○ ○ ○ ○ ○

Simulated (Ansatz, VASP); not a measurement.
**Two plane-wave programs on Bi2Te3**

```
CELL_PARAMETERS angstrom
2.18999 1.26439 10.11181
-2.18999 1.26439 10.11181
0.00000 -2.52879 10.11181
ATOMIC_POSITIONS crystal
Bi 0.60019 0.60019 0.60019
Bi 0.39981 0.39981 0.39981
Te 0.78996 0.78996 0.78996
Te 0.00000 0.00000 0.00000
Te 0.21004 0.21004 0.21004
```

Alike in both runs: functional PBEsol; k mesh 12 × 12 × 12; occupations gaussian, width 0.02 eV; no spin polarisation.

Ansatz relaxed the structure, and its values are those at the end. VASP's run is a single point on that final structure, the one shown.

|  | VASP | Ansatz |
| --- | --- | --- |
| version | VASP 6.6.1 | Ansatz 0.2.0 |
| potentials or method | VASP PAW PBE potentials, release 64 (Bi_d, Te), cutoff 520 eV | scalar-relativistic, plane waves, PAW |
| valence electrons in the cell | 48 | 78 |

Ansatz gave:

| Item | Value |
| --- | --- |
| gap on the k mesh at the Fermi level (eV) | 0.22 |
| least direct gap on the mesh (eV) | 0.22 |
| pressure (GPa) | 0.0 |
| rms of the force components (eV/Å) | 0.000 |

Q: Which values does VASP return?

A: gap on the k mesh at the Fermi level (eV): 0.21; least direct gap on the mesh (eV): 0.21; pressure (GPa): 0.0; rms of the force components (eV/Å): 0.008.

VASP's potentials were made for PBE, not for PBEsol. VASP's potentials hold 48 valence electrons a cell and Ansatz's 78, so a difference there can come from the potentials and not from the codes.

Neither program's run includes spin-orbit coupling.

○ ○ ○ ○ ○

## Assigned task
Everything above from the line with "level (eV) | 0.22 |" to the line with "VASP's potentials were", both included, must be repeated exactly, and nothing outside that range.

## Written solution
| gap on the k mesh at the Fermi level (eV) | 0.22 |
| least direct gap on the mesh (eV) | 0.22 |
| pressure (GPa) | 0.0 |
| rms of the force components (eV/Å) | 0.000 |

Q: Which values does VASP return?

A: gap on the k mesh at the Fermi level (eV): 0.21; least direct gap on the mesh (eV): 0.21; pressure (GPa): 0.0; rms of the force components (eV/Å): 0.008.

VASP's potentials were made for PBE, not for PBEsol. VASP's potentials hold 48 valence electrons a cell and Ansatz's 78, so a difference there can come from the potentials and not from the codes.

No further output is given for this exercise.